**WORK INSTRUCTION**
Which lines come from the start of the records through the line that holds "Figure 1. The"? Write them out word for word.

**PROVIDED RECORDS**
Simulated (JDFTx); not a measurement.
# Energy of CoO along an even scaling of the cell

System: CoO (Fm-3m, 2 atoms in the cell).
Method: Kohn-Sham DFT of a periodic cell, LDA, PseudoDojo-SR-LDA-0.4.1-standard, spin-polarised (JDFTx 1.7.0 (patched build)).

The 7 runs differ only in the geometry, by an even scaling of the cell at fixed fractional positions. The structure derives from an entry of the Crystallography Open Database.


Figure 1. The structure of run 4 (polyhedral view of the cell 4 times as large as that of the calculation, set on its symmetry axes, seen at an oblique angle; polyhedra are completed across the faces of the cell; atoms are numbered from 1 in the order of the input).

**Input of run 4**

**EXERCISE ANSWER**
Simulated (JDFTx); not a measurement.
# Energy of CoO along an even scaling of the cell

System: CoO (Fm-3m, 2 atoms in the cell).
Method: Kohn-Sham DFT of a periodic cell, LDA, PseudoDojo-SR-LDA-0.4.1-standard, spin-polarised (JDFTx 1.7.0 (patched build)).

The 7 runs differ only in the geometry, by an even scaling of the cell at fixed fractional positions. The structure derives from an entry of the Crystallography Open Database.


Figure 1. The structure of run 4 (polyhedral view of the cell 4 times as large as that of the calculation, set on its symmetry axes, seen at an oblique angle; polyhedra are completed across the faces of the cell; atoms are numbered from 1 in the order of the input).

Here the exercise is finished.